ACTION ITEM: Quote the listing below word for word, stopping after the line that contains "PM3 (MOPAC): 50, 212, 224.".

[Start of Attachment]
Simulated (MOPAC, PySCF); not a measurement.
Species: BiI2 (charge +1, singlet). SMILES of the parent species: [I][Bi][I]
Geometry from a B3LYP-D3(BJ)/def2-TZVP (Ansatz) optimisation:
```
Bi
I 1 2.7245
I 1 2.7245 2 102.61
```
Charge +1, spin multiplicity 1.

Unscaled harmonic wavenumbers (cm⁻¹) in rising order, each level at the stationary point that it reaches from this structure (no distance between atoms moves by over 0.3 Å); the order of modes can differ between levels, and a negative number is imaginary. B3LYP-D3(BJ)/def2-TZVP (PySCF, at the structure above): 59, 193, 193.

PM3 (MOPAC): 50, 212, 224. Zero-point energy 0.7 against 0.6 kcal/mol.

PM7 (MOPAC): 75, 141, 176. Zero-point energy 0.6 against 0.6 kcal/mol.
[End of Attachment]

TASK RESULT:
Simulated (MOPAC, PySCF); not a measurement.
Species: BiI2 (charge +1, singlet). SMILES of the parent species: [I][Bi][I]
Geometry from a B3LYP-D3(BJ)/def2-TZVP (Ansatz) optimisation:
```
Bi
I 1 2.7245
I 1 2.7245 2 102.61
```
Charge +1, spin multiplicity 1.

Unscaled harmonic wavenumbers (cm⁻¹) in rising order, each level at the stationary point that it reaches from this structure (no distance between atoms moves by over 0.3 Å); the order of modes can differ between levels, and a negative number is imaginary. B3LYP-D3(BJ)/def2-TZVP (PySCF, at the structure above): 59, 193, 193.

PM3 (MOPAC): 50, 212, 224. Zero-point energy 0.7 against 0.6 kcal/mol.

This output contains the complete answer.